Material shown:
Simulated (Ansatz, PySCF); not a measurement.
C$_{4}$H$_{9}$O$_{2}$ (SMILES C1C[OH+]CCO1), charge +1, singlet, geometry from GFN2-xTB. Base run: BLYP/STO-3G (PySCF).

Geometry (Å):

Activity: Retype each record. Keep every character as it is.

Task answer:
Simulated (Ansatz, PySCF); not a measurement.
C$_{4}$H$_{9}$O$_{2}$ (SMILES C1C[OH+]CCO1), charge +1, singlet, geometry from GFN2-xTB. Base run: BLYP/STO-3G (PySCF).

Geometry (Å):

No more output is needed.